# # #

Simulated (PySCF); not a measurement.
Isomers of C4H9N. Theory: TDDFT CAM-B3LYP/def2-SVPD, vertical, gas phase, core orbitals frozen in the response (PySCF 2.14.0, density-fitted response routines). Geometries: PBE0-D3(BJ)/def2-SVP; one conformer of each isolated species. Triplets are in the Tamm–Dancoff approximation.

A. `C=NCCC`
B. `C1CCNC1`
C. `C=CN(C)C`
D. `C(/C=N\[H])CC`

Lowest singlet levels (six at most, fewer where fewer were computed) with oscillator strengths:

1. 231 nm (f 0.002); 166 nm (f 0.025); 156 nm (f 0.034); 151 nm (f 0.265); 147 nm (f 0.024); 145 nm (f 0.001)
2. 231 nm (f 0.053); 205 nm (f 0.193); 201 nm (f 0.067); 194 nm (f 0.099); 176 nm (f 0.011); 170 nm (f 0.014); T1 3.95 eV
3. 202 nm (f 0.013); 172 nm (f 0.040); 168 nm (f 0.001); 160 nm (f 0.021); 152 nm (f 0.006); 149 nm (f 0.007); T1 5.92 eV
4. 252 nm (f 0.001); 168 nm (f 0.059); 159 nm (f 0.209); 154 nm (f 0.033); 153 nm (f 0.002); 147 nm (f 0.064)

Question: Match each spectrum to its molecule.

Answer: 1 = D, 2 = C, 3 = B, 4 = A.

# # #

**Task item**
Output the material above exactly. Omit nothing.

**Task solution**
Simulated (PySCF); not a measurement.
Isomers of C4H9N. Theory: TDDFT CAM-B3LYP/def2-SVPD, vertical, gas phase, core orbitals frozen in the response (PySCF 2.14.0, density-fitted response routines). Geometries: PBE0-D3(BJ)/def2-SVP; one conformer of each isolated species. Triplets are in the Tamm–Dancoff approximation.

A. `C=NCCC`
B. `C1CCNC1`
C. `C=CN(C)C`
D. `C(/C=N\[H])CC`

Lowest singlet levels (six at most, fewer where fewer were computed) with oscillator strengths:

1. 231 nm (f 0.002); 166 nm (f 0.025); 156 nm (f 0.034); 151 nm (f 0.265); 147 nm (f 0.024); 145 nm (f 0.001)
2. 231 nm (f 0.053); 205 nm (f 0.193); 201 nm (f 0.067); 194 nm (f 0.099); 176 nm (f 0.011); 170 nm (f 0.014); T1 3.95 eV
3. 202 nm (f 0.013); 172 nm (f 0.040); 168 nm (f 0.001); 160 nm (f 0.021); 152 nm (f 0.006); 149 nm (f 0.007); T1 5.92 eV
4. 252 nm (f 0.001); 168 nm (f 0.059); 159 nm (f 0.209); 154 nm (f 0.033); 153 nm (f 0.002); 147 nm (f 0.064)

Question: Match each spectrum to its molecule.

Answer: 1 = D, 2 = C, 3 = B, 4 = A.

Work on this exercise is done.